** Activity **
Copy out all the entries shown below, exactly as they appear.

** Extracted entries **
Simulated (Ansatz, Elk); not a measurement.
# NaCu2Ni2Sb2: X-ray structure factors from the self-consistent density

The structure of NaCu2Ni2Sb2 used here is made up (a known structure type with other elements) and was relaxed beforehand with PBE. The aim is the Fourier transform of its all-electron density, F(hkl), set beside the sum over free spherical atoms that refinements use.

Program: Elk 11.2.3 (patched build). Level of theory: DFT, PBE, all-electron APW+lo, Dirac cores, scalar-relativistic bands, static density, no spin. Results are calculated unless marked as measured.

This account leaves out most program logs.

** Task response **
Simulated (Ansatz, Elk); not a measurement.
# NaCu2Ni2Sb2: X-ray structure factors from the self-consistent density

The structure of NaCu2Ni2Sb2 used here is made up (a known structure type with other elements) and was relaxed beforehand with PBE. The aim is the Fourier transform of its all-electron density, F(hkl), set beside the sum over free spherical atoms that refinements use.

Program: Elk 11.2.3 (patched build). Level of theory: DFT, PBE, all-electron APW+lo, Dirac cores, scalar-relativistic bands, static density, no spin. Results are calculated unless marked as measured.

This account leaves out most program logs.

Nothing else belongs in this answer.